### [Action item]
Go through the material below and copy each line exactly.

* * * *

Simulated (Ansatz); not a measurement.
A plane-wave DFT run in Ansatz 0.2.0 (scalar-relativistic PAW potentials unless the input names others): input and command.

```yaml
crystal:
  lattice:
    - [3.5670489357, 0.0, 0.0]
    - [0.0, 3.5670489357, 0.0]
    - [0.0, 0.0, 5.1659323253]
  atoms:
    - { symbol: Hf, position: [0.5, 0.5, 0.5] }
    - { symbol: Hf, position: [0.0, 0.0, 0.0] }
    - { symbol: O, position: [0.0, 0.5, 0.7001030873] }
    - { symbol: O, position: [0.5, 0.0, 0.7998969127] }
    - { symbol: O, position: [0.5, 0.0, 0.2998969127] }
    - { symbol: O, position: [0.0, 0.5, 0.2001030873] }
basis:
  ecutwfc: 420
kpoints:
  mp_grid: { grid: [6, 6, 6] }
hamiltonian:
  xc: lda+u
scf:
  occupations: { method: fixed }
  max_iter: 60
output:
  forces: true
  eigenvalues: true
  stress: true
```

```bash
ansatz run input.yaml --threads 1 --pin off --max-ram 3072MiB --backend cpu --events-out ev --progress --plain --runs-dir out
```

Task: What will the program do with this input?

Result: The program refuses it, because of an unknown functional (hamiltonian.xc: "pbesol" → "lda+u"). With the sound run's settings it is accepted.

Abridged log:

* * * *

### [Problem solution]
Simulated (Ansatz); not a measurement.
A plane-wave DFT run in Ansatz 0.2.0 (scalar-relativistic PAW potentials unless the input names others): input and command.

```yaml
crystal:
  lattice:
    - [3.5670489357, 0.0, 0.0]
    - [0.0, 3.5670489357, 0.0]
    - [0.0, 0.0, 5.1659323253]
  atoms:
    - { symbol: Hf, position: [0.5, 0.5, 0.5] }
    - { symbol: Hf, position: [0.0, 0.0, 0.0] }
    - { symbol: O, position: [0.0, 0.5, 0.7001030873] }
    - { symbol: O, position: [0.5, 0.0, 0.7998969127] }
    - { symbol: O, position: [0.5, 0.0, 0.2998969127] }
    - { symbol: O, position: [0.0, 0.5, 0.2001030873] }
basis:
  ecutwfc: 420
kpoints:
  mp_grid: { grid: [6, 6, 6] }
hamiltonian:
  xc: lda+u
scf:
  occupations: { method: fixed }
  max_iter: 60
output:
  forces: true
  eigenvalues: true
  stress: true
```

```bash
ansatz run input.yaml --threads 1 --pin off --max-ram 3072MiB --backend cpu --events-out ev --progress --plain --runs-dir out
```

Task: What will the program do with this input?

Result: The program refuses it, because of an unknown functional (hamiltonian.xc: "pbesol" → "lda+u"). With the sound run's settings it is accepted.

Abridged log:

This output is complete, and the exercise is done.